(Information Opens)
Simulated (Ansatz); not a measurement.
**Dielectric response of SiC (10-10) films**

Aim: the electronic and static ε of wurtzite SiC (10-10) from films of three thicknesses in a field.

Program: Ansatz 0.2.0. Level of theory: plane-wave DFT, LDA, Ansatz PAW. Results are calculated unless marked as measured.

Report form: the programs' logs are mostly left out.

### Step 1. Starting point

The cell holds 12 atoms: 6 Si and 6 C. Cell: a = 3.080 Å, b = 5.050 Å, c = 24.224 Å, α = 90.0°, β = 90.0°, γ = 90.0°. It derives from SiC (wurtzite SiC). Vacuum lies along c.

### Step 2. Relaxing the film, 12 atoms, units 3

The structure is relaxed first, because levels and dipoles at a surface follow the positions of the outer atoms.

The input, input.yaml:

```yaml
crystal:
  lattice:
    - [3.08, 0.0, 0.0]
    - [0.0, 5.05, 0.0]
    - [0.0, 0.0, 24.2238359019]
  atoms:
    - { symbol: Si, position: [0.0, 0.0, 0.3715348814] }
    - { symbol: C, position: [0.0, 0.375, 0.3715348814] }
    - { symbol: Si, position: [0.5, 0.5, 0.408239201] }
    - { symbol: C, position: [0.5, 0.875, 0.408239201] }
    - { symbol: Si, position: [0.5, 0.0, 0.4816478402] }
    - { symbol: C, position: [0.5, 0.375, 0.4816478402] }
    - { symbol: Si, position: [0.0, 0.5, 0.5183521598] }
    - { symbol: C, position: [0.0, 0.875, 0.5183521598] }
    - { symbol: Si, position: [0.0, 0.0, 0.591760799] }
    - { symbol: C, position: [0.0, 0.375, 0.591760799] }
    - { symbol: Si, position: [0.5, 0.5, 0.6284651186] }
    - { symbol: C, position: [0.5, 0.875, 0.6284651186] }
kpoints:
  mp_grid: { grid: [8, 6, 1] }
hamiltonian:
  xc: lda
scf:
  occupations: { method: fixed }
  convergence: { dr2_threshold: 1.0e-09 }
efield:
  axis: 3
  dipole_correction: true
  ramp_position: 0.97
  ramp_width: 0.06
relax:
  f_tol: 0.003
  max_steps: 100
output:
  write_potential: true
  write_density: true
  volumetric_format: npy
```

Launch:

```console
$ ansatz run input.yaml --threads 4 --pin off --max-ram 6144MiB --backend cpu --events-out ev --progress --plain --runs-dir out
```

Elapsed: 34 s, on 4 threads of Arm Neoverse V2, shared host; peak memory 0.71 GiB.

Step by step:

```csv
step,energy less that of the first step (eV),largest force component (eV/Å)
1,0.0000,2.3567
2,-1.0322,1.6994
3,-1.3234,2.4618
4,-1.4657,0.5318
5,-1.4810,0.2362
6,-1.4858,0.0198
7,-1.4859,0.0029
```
(Information Closes)

** Brief **
Among the lines above, find the one with "Program: Ansatz 0.2.0." and the one with "The cell holds". Quote both and everything between them, exactly.

** Solution **
Program: Ansatz 0.2.0. Level of theory: plane-wave DFT, LDA, Ansatz PAW. Results are calculated unless marked as measured.

Report form: the programs' logs are mostly left out.

### Step 1. Starting point

The cell holds 12 atoms: 6 Si and 6 C. Cell: a = 3.080 Å, b = 5.050 Å, c = 24.224 Å, α = 90.0°, β = 90.0°, γ = 90.0°. It derives from SiC (wurtzite SiC). Vacuum lies along c.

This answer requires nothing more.